ACTIVITY
Every entry below is to be copied exactly as written.

EXTRACTED ENTRIES
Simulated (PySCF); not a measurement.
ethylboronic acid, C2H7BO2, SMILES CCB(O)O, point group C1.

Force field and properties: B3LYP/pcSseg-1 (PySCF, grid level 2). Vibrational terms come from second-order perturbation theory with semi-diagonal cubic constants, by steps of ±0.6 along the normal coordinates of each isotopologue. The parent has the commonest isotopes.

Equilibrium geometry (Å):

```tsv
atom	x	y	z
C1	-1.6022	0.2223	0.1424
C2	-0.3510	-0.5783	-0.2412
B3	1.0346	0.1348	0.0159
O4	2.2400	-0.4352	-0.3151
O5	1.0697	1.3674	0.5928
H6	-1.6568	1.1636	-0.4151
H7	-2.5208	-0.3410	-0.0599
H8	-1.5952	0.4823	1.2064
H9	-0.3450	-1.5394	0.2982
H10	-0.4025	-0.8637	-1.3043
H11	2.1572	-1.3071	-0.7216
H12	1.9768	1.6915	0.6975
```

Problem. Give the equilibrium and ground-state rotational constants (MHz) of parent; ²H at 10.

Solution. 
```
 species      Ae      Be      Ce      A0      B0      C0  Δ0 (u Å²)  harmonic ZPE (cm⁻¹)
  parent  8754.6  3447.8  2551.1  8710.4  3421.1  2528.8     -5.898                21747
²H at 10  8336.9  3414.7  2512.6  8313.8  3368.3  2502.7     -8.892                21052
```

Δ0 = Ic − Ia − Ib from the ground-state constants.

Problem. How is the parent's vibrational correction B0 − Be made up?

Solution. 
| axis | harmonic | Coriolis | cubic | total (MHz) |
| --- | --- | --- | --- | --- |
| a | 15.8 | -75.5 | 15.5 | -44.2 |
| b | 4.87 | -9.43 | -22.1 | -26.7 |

ANSWER SPACE
Simulated (PySCF); not a measurement.
ethylboronic acid, C2H7BO2, SMILES CCB(O)O, point group C1.

Force field and properties: B3LYP/pcSseg-1 (PySCF, grid level 2). Vibrational terms come from second-order perturbation theory with semi-diagonal cubic constants, by steps of ±0.6 along the normal coordinates of each isotopologue. The parent has the commonest isotopes.

Equilibrium geometry (Å):

```tsv
atom	x	y	z
C1	-1.6022	0.2223	0.1424
C2	-0.3510	-0.5783	-0.2412
B3	1.0346	0.1348	0.0159
O4	2.2400	-0.4352	-0.3151
O5	1.0697	1.3674	0.5928
H6	-1.6568	1.1636	-0.4151
H7	-2.5208	-0.3410	-0.0599
H8	-1.5952	0.4823	1.2064
H9	-0.3450	-1.5394	0.2982
H10	-0.4025	-0.8637	-1.3043
H11	2.1572	-1.3071	-0.7216
H12	1.9768	1.6915	0.6975
```

Problem. Give the equilibrium and ground-state rotational constants (MHz) of parent; ²H at 10.

Solution. 
```
 species      Ae      Be      Ce      A0      B0      C0  Δ0 (u Å²)  harmonic ZPE (cm⁻¹)
  parent  8754.6  3447.8  2551.1  8710.4  3421.1  2528.8     -5.898                21747
²H at 10  8336.9  3414.7  2512.6  8313.8  3368.3  2502.7     -8.892                21052
```

Δ0 = Ic − Ia − Ib from the ground-state constants.

Problem. How is the parent's vibrational correction B0 − Be made up?

Solution. 
| axis | harmonic | Coriolis | cubic | total (MHz) |
| --- | --- | --- | --- | --- |
| a | 15.8 | -75.5 | 15.5 | -44.2 |
| b | 4.87 | -9.43 | -22.1 | -26.7 |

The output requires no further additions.